__Data listing__:
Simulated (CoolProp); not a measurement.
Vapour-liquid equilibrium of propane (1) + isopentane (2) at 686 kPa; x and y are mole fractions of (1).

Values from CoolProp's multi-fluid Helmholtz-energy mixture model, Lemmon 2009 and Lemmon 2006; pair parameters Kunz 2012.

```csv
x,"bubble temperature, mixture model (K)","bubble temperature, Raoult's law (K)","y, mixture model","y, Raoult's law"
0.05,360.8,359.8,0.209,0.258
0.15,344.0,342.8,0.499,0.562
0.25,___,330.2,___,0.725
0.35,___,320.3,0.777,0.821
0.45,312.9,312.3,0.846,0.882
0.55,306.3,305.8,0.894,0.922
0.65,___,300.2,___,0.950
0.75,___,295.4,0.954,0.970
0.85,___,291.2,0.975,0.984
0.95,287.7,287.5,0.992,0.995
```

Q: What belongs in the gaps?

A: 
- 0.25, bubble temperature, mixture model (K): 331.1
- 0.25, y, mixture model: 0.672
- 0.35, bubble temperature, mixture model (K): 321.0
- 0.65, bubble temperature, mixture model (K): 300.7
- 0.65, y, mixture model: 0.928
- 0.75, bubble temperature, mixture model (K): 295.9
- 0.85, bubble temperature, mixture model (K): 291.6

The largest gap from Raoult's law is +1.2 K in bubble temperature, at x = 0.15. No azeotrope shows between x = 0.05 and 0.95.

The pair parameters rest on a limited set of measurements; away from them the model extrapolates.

__Task item__:
Your job is to print exactly the lines that run from the top of the entries through the line with "The largest gap", and no others.

__Written reply__:
Simulated (CoolProp); not a measurement.
Vapour-liquid equilibrium of propane (1) + isopentane (2) at 686 kPa; x and y are mole fractions of (1).

Values from CoolProp's multi-fluid Helmholtz-energy mixture model, Lemmon 2009 and Lemmon 2006; pair parameters Kunz 2012.

```csv
x,"bubble temperature, mixture model (K)","bubble temperature, Raoult's law (K)","y, mixture model","y, Raoult's law"
0.05,360.8,359.8,0.209,0.258
0.15,344.0,342.8,0.499,0.562
0.25,___,330.2,___,0.725
0.35,___,320.3,0.777,0.821
0.45,312.9,312.3,0.846,0.882
0.55,306.3,305.8,0.894,0.922
0.65,___,300.2,___,0.950
0.75,___,295.4,0.954,0.970
0.85,___,291.2,0.975,0.984
0.95,287.7,287.5,0.992,0.995
```

Q: What belongs in the gaps?

A: 
- 0.25, bubble temperature, mixture model (K): 331.1
- 0.25, y, mixture model: 0.672
- 0.35, bubble temperature, mixture model (K): 321.0
- 0.65, bubble temperature, mixture model (K): 300.7
- 0.65, y, mixture model: 0.928
- 0.75, bubble temperature, mixture model (K): 295.9
- 0.85, bubble temperature, mixture model (K): 291.6

The largest gap from Raoult's law is +1.2 K in bubble temperature, at x = 0.15. No azeotrope shows between x = 0.05 and 0.95.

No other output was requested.